[[ Data under study, beginning ]]

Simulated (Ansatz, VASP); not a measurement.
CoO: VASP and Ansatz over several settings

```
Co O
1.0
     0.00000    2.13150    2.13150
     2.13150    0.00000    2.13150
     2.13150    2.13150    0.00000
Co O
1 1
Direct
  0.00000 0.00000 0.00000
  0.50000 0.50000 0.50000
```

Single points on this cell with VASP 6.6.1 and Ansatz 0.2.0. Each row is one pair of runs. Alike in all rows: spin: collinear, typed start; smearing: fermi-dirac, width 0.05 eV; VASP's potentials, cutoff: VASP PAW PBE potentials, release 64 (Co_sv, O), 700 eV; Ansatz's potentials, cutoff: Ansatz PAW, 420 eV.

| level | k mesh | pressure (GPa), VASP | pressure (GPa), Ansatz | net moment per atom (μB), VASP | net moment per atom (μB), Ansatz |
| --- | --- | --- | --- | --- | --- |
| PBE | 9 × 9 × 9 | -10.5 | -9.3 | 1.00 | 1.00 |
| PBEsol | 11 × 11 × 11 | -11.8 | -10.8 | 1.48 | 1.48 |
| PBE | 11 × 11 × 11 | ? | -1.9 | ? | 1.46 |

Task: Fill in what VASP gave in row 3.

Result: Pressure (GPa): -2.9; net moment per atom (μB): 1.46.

[[ Data under study, end ]]

● **Task item**: Please output the exact lines of the records above, beginning with the first and stopping after the line that holds "Task: Fill in what VASP gave in row 3.", and nothing else.

● **Worked solution**:
Simulated (Ansatz, VASP); not a measurement.
CoO: VASP and Ansatz over several settings

```
Co O
1.0
     0.00000    2.13150    2.13150
     2.13150    0.00000    2.13150
     2.13150    2.13150    0.00000
Co O
1 1
Direct
  0.00000 0.00000 0.00000
  0.50000 0.50000 0.50000
```

Single points on this cell with VASP 6.6.1 and Ansatz 0.2.0. Each row is one pair of runs. Alike in all rows: spin: collinear, typed start; smearing: fermi-dirac, width 0.05 eV; VASP's potentials, cutoff: VASP PAW PBE potentials, release 64 (Co_sv, O), 700 eV; Ansatz's potentials, cutoff: Ansatz PAW, 420 eV.

| level | k mesh | pressure (GPa), VASP | pressure (GPa), Ansatz | net moment per atom (μB), VASP | net moment per atom (μB), Ansatz |
| --- | --- | --- | --- | --- | --- |
| PBE | 9 × 9 × 9 | -10.5 | -9.3 | 1.00 | 1.00 |
| PBEsol | 11 × 11 × 11 | -11.8 | -10.8 | 1.48 | 1.48 |
| PBE | 11 × 11 × 11 | ? | -1.9 | ? | 1.46 |

Task: Fill in what VASP gave in row 3.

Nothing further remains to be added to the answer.